WORK ORDER: Repeat the listing below in full, keeping every character as it is.

EXTRACTED ENTRIES:
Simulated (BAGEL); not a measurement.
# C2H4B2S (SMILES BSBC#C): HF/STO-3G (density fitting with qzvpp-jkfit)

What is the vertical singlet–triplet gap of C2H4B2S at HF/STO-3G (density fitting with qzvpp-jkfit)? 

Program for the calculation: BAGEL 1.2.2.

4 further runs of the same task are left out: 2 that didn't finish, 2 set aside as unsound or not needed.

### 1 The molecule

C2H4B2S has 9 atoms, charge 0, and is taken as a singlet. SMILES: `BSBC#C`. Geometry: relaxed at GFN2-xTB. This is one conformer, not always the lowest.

TASK OUTPUT:
Simulated (BAGEL); not a measurement.
# C2H4B2S (SMILES BSBC#C): HF/STO-3G (density fitting with qzvpp-jkfit)

What is the vertical singlet–triplet gap of C2H4B2S at HF/STO-3G (density fitting with qzvpp-jkfit)? 

Program for the calculation: BAGEL 1.2.2.

4 further runs of the same task are left out: 2 that didn't finish, 2 set aside as unsound or not needed.

### 1 The molecule

C2H4B2S has 9 atoms, charge 0, and is taken as a singlet. SMILES: `BSBC#C`. Geometry: relaxed at GFN2-xTB. This is one conformer, not always the lowest.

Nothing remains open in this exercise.